__Extracted entries__
---*---

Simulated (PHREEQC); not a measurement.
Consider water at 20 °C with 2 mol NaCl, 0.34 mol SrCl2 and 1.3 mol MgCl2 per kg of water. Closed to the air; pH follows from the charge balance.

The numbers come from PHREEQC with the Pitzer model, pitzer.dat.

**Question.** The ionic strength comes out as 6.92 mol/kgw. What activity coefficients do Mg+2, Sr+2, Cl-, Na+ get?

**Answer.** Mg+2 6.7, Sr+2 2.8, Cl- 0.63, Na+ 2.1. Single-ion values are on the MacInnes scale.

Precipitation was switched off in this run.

---*---

__Work instruction__
I'd like the lines above from the one with "Consider water at" up to and including the one with "the MacInnes scale." copied exactly, with no other lines.

__Answer area__
Consider water at 20 °C with 2 mol NaCl, 0.34 mol SrCl2 and 1.3 mol MgCl2 per kg of water. Closed to the air; pH follows from the charge balance.

The numbers come from PHREEQC with the Pitzer model, pitzer.dat.

**Question.** The ionic strength comes out as 6.92 mol/kgw. What activity coefficients do Mg+2, Sr+2, Cl-, Na+ get?

**Answer.** Mg+2 6.7, Sr+2 2.8, Cl- 0.63, Na+ 2.1. Single-ion values are on the MacInnes scale.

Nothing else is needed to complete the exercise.